## BRIEF
Quote every line of the material beneath this one.

## RECORDS SUPPLIED
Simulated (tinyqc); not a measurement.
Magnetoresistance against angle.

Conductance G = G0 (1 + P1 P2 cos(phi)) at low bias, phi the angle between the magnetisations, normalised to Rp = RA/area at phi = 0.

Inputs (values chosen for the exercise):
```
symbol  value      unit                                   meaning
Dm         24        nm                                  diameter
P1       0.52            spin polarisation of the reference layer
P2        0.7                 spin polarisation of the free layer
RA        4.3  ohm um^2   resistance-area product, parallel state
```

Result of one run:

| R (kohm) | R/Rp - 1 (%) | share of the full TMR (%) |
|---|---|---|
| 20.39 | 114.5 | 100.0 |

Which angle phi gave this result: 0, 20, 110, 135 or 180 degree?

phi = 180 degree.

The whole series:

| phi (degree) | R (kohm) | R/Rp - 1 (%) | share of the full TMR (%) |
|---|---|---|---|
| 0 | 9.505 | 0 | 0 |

## REPLY
Simulated (tinyqc); not a measurement.
Magnetoresistance against angle.

Conductance G = G0 (1 + P1 P2 cos(phi)) at low bias, phi the angle between the magnetisations, normalised to Rp = RA/area at phi = 0.

Inputs (values chosen for the exercise):
```
symbol  value      unit                                   meaning
Dm         24        nm                                  diameter
P1       0.52            spin polarisation of the reference layer
P2        0.7                 spin polarisation of the free layer
RA        4.3  ohm um^2   resistance-area product, parallel state
```

Result of one run:

| R (kohm) | R/Rp - 1 (%) | share of the full TMR (%) |
|---|---|---|
| 20.39 | 114.5 | 100.0 |

Which angle phi gave this result: 0, 20, 110, 135 or 180 degree?

phi = 180 degree.

The whole series:

| phi (degree) | R (kohm) | R/Rp - 1 (%) | share of the full TMR (%) |
|---|---|---|---|
| 0 | 9.505 | 0 | 0 |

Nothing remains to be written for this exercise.